§ MATERIAL SHOWN:
((

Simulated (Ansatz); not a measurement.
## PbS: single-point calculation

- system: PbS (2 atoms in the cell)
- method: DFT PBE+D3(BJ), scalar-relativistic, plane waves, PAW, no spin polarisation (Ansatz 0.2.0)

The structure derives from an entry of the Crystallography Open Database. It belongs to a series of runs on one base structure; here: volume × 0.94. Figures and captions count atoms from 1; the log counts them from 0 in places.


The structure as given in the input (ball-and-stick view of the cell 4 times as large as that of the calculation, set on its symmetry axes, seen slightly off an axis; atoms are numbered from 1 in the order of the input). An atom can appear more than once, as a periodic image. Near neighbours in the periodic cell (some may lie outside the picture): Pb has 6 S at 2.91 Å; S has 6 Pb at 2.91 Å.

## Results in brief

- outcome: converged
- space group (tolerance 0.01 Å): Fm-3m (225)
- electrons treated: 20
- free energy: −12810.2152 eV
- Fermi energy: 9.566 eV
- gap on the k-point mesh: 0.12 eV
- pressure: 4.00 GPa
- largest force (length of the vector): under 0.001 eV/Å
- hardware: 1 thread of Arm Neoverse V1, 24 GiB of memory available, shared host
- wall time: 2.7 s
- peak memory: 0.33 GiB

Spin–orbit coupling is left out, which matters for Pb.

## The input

))

§ WORK ORDER: What you give back must be the stretch above, starting at the line with "- pressure: 4.00 GPa" and ending at the line with "Spin–orbit coupling is", copied exactly.

§ ANSWER BOX:
- pressure: 4.00 GPa
- largest force (length of the vector): under 0.001 eV/Å
- hardware: 1 thread of Arm Neoverse V1, 24 GiB of memory available, shared host
- wall time: 2.7 s
- peak memory: 0.33 GiB

Spin–orbit coupling is left out, which matters for Pb.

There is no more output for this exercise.